# # # # # # #
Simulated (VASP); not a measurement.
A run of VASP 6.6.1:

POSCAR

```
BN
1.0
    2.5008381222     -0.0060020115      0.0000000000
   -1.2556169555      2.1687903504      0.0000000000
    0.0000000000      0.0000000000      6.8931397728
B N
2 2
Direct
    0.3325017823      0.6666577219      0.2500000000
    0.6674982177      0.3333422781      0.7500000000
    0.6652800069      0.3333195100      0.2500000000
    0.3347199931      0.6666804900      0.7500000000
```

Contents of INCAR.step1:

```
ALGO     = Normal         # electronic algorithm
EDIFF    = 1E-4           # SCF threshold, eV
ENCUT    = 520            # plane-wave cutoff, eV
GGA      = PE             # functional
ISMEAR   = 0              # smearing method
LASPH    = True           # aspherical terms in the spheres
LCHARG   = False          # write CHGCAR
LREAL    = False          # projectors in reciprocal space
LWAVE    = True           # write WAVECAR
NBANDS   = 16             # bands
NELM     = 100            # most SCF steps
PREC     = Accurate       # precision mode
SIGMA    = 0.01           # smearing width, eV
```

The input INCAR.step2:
# # # # # # #

§ **Required action**: The answer must restate each entry word for word.

§ **Task response**:
Simulated (VASP); not a measurement.
A run of VASP 6.6.1:

POSCAR

```
BN
1.0
    2.5008381222     -0.0060020115      0.0000000000
   -1.2556169555      2.1687903504      0.0000000000
    0.0000000000      0.0000000000      6.8931397728
B N
2 2
Direct
    0.3325017823      0.6666577219      0.2500000000
    0.6674982177      0.3333422781      0.7500000000
    0.6652800069      0.3333195100      0.2500000000
    0.3347199931      0.6666804900      0.7500000000
```

Contents of INCAR.step1:

```
ALGO     = Normal         # electronic algorithm
EDIFF    = 1E-4           # SCF threshold, eV
ENCUT    = 520            # plane-wave cutoff, eV
GGA      = PE             # functional
ISMEAR   = 0              # smearing method
LASPH    = True           # aspherical terms in the spheres
LCHARG   = False          # write CHGCAR
LREAL    = False          # projectors in reciprocal space
LWAVE    = True           # write WAVECAR
NBANDS   = 16             # bands
NELM     = 100            # most SCF steps
PREC     = Accurate       # precision mode
SIGMA    = 0.01           # smearing width, eV
```

The input INCAR.step2:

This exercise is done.